• _WORK REQUEST_: Begin at the top of the records and copy each line exactly. The line containing "These are static" is the last one to include.

====

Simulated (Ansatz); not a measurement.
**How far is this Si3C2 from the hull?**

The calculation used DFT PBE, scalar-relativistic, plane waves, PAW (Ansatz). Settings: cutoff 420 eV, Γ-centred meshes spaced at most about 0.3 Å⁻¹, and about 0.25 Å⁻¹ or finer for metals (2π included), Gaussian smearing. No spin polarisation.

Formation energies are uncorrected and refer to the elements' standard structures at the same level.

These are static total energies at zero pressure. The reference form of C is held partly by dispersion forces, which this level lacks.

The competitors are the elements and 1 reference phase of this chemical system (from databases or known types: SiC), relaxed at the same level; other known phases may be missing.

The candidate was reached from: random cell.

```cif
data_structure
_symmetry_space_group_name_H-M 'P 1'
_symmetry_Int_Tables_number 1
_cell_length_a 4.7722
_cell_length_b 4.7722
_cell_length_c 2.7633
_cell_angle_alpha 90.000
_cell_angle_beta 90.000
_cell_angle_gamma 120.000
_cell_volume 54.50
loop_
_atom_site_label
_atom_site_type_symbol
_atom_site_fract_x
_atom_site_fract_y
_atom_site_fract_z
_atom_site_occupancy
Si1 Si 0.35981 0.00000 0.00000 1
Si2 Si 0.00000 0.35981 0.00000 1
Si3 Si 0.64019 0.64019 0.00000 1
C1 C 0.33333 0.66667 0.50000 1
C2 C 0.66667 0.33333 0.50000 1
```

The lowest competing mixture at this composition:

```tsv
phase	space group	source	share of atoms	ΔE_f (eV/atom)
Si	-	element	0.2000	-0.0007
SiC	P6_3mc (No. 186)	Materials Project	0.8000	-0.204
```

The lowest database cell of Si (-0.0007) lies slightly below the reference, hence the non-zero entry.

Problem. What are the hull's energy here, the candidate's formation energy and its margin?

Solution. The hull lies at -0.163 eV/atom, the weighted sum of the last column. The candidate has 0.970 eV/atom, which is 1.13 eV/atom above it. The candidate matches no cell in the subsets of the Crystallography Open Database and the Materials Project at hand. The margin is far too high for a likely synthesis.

====

• _TASK RESPONSE_:
Simulated (Ansatz); not a measurement.
**How far is this Si3C2 from the hull?**

The calculation used DFT PBE, scalar-relativistic, plane waves, PAW (Ansatz). Settings: cutoff 420 eV, Γ-centred meshes spaced at most about 0.3 Å⁻¹, and about 0.25 Å⁻¹ or finer for metals (2π included), Gaussian smearing. No spin polarisation.

Formation energies are uncorrected and refer to the elements' standard structures at the same level.

These are static total energies at zero pressure. The reference form of C is held partly by dispersion forces, which this level lacks.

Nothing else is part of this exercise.